Segment Open

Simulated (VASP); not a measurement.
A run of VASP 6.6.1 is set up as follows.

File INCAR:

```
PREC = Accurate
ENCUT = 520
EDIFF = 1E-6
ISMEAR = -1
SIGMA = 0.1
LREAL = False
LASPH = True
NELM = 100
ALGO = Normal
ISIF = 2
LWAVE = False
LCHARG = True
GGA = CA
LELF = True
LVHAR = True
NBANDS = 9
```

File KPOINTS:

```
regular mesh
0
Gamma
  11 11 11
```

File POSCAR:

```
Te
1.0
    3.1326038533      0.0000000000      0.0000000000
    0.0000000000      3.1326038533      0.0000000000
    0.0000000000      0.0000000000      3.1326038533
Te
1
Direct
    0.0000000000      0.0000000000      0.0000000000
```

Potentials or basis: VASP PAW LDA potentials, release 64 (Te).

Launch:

Segment Closed

● BRIEF: Each line of the data must come back exactly as written.

● TASK ANSWER:
Simulated (VASP); not a measurement.
A run of VASP 6.6.1 is set up as follows.

File INCAR:

```
PREC = Accurate
ENCUT = 520
EDIFF = 1E-6
ISMEAR = -1
SIGMA = 0.1
LREAL = False
LASPH = True
NELM = 100
ALGO = Normal
ISIF = 2
LWAVE = False
LCHARG = True
GGA = CA
LELF = True
LVHAR = True
NBANDS = 9
```

File KPOINTS:

```
regular mesh
0
Gamma
  11 11 11
```

File POSCAR:

```
Te
1.0
    3.1326038533      0.0000000000      0.0000000000
    0.0000000000      3.1326038533      0.0000000000
    0.0000000000      0.0000000000      3.1326038533
Te
1
Direct
    0.0000000000      0.0000000000      0.0000000000
```

Potentials or basis: VASP PAW LDA potentials, release 64 (Te).

Launch:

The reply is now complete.